# [Task item]
Print out the entries exactly, and include each one.

# [Dataset excerpts]
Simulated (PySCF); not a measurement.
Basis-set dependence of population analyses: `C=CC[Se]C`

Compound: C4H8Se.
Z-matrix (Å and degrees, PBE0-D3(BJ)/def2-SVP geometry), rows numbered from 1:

# [Task output]
Simulated (PySCF); not a measurement.
Basis-set dependence of population analyses: `C=CC[Se]C`

Compound: C4H8Se.
Z-matrix (Å and degrees, PBE0-D3(BJ)/def2-SVP geometry), rows numbered from 1:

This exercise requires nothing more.